» AVAILABLE DATA:
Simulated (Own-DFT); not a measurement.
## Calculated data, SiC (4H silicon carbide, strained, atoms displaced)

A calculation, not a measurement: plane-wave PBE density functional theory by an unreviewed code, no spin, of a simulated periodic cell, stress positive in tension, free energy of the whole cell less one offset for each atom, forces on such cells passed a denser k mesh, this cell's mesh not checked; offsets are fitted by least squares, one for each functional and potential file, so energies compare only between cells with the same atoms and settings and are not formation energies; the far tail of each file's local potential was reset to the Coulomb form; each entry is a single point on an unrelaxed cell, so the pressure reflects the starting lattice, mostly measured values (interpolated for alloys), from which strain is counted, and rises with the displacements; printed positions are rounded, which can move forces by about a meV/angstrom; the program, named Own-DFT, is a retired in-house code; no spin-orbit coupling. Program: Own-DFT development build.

» WORK REQUEST:
Every entry, written out exactly, is what the response should contain.

» REPLY:
Simulated (Own-DFT); not a measurement.
## Calculated data, SiC (4H silicon carbide, strained, atoms displaced)

A calculation, not a measurement: plane-wave PBE density functional theory by an unreviewed code, no spin, of a simulated periodic cell, stress positive in tension, free energy of the whole cell less one offset for each atom, forces on such cells passed a denser k mesh, this cell's mesh not checked; offsets are fitted by least squares, one for each functional and potential file, so energies compare only between cells with the same atoms and settings and are not formation energies; the far tail of each file's local potential was reset to the Coulomb form; each entry is a single point on an unrelaxed cell, so the pressure reflects the starting lattice, mostly measured values (interpolated for alloys), from which strain is counted, and rises with the displacements; printed positions are rounded, which can move forces by about a meV/angstrom; the program, named Own-DFT, is a retired in-house code; no spin-orbit coupling. Program: Own-DFT development build.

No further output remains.